- [Excerpted data]:
───
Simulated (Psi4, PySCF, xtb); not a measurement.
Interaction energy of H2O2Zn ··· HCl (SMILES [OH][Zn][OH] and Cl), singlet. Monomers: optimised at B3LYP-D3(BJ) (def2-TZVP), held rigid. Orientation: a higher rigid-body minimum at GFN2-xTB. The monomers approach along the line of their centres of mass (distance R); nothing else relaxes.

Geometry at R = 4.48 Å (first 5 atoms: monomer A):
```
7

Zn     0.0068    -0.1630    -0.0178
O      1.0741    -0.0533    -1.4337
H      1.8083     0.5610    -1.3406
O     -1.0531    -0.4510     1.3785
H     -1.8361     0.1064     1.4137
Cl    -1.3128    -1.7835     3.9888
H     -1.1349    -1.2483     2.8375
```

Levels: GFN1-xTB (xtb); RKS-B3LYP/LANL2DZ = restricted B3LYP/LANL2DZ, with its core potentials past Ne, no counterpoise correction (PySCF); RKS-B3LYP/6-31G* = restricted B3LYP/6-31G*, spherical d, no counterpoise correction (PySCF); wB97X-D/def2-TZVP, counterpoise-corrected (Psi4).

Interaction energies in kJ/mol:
───

- [Action item]: In the answer, give the lines from the first line of the data through the line with "Levels: GFN1-xTB (xtb);", exactly as they appear and with no additions.

- [Exercise result]:
Simulated (Psi4, PySCF, xtb); not a measurement.
Interaction energy of H2O2Zn ··· HCl (SMILES [OH][Zn][OH] and Cl), singlet. Monomers: optimised at B3LYP-D3(BJ) (def2-TZVP), held rigid. Orientation: a higher rigid-body minimum at GFN2-xTB. The monomers approach along the line of their centres of mass (distance R); nothing else relaxes.

Geometry at R = 4.48 Å (first 5 atoms: monomer A):
```
7

Zn     0.0068    -0.1630    -0.0178
O      1.0741    -0.0533    -1.4337
H      1.8083     0.5610    -1.3406
O     -1.0531    -0.4510     1.3785
H     -1.8361     0.1064     1.4137
Cl    -1.3128    -1.7835     3.9888
H     -1.1349    -1.2483     2.8375
```

Levels: GFN1-xTB (xtb); RKS-B3LYP/LANL2DZ = restricted B3LYP/LANL2DZ, with its core potentials past Ne, no counterpoise correction (PySCF); RKS-B3LYP/6-31G* = restricted B3LYP/6-31G*, spherical d, no counterpoise correction (PySCF); wB97X-D/def2-TZVP, counterpoise-corrected (Psi4).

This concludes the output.